*** Opening STORED DATA ***
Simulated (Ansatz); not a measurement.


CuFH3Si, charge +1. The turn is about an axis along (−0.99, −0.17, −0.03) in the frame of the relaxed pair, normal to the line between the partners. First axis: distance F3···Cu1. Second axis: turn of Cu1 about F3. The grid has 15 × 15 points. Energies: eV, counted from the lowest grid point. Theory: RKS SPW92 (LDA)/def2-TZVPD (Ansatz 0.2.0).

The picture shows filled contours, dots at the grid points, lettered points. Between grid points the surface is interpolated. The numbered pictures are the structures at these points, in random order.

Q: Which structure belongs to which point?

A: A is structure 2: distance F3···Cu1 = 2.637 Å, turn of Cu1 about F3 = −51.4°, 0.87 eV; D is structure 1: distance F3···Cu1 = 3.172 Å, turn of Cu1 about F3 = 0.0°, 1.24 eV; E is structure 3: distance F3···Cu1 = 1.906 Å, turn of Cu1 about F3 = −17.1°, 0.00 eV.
*** Closing STORED DATA ***

Please reproduce each entry exactly as it appears.

WORKED SOLUTION
Simulated (Ansatz); not a measurement.


CuFH3Si, charge +1. The turn is about an axis along (−0.99, −0.17, −0.03) in the frame of the relaxed pair, normal to the line between the partners. First axis: distance F3···Cu1. Second axis: turn of Cu1 about F3. The grid has 15 × 15 points. Energies: eV, counted from the lowest grid point. Theory: RKS SPW92 (LDA)/def2-TZVPD (Ansatz 0.2.0).

The picture shows filled contours, dots at the grid points, lettered points. Between grid points the surface is interpolated. The numbered pictures are the structures at these points, in random order.

Q: Which structure belongs to which point?

A: A is structure 2: distance F3···Cu1 = 2.637 Å, turn of Cu1 about F3 = −51.4°, 0.87 eV; D is structure 1: distance F3···Cu1 = 3.172 Å, turn of Cu1 about F3 = 0.0°, 1.24 eV; E is structure 3: distance F3···Cu1 = 1.906 Å, turn of Cu1 about F3 = −17.1°, 0.00 eV.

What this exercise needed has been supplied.